++++++++
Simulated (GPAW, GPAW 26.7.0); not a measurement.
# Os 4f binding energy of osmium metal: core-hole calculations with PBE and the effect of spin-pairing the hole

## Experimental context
++++++++

--- Requirement ---
Line by line, repeat the listing exactly as written.

--- Response area ---
Simulated (GPAW, GPAW 26.7.0); not a measurement.
# Os 4f binding energy of osmium metal: core-hole calculations with PBE and the effect of spin-pairing the hole

## Experimental context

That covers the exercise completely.